== DATA EXCERPTS ==
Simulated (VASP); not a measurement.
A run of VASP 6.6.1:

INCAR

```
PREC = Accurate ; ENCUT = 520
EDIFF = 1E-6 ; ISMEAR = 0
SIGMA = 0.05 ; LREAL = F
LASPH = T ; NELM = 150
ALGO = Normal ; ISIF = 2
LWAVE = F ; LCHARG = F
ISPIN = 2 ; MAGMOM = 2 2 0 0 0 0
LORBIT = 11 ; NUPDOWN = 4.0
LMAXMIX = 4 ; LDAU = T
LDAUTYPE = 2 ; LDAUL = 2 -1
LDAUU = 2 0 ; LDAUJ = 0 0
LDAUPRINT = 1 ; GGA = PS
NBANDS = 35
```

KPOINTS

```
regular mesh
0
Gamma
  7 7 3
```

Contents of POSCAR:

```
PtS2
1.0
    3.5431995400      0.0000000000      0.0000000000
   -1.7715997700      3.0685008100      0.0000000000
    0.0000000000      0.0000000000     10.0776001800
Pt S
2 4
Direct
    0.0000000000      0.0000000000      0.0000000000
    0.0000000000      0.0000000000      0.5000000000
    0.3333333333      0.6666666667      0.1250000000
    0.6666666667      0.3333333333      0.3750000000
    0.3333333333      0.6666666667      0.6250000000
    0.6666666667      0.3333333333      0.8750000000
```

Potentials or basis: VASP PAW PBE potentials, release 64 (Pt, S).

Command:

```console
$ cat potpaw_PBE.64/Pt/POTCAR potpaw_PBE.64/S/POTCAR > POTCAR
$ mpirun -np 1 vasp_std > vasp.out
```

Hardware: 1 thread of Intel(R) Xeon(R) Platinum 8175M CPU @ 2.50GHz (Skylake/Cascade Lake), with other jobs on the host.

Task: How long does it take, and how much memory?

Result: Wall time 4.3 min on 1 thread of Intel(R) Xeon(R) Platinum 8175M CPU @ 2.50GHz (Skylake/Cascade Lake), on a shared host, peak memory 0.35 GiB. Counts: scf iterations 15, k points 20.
===

◆ WORK REQUEST ◆
Write down again the exact lines running from the beginning of the data to the line containing "Task: How long", with both ends included.

◆ TASK OUTPUT ◆
Simulated (VASP); not a measurement.
A run of VASP 6.6.1:

INCAR

```
PREC = Accurate ; ENCUT = 520
EDIFF = 1E-6 ; ISMEAR = 0
SIGMA = 0.05 ; LREAL = F
LASPH = T ; NELM = 150
ALGO = Normal ; ISIF = 2
LWAVE = F ; LCHARG = F
ISPIN = 2 ; MAGMOM = 2 2 0 0 0 0
LORBIT = 11 ; NUPDOWN = 4.0
LMAXMIX = 4 ; LDAU = T
LDAUTYPE = 2 ; LDAUL = 2 -1
LDAUU = 2 0 ; LDAUJ = 0 0
LDAUPRINT = 1 ; GGA = PS
NBANDS = 35
```

KPOINTS

```
regular mesh
0
Gamma
  7 7 3
```

Contents of POSCAR:

```
PtS2
1.0
    3.5431995400      0.0000000000      0.0000000000
   -1.7715997700      3.0685008100      0.0000000000
    0.0000000000      0.0000000000     10.0776001800
Pt S
2 4
Direct
    0.0000000000      0.0000000000      0.0000000000
    0.0000000000      0.0000000000      0.5000000000
    0.3333333333      0.6666666667      0.1250000000
    0.6666666667      0.3333333333      0.3750000000
    0.3333333333      0.6666666667      0.6250000000
    0.6666666667      0.3333333333      0.8750000000
```

Potentials or basis: VASP PAW PBE potentials, release 64 (Pt, S).

Command:

```console
$ cat potpaw_PBE.64/Pt/POTCAR potpaw_PBE.64/S/POTCAR > POTCAR
$ mpirun -np 1 vasp_std > vasp.out
```

Hardware: 1 thread of Intel(R) Xeon(R) Platinum 8175M CPU @ 2.50GHz (Skylake/Cascade Lake), with other jobs on the host.

Task: How long does it take, and how much memory?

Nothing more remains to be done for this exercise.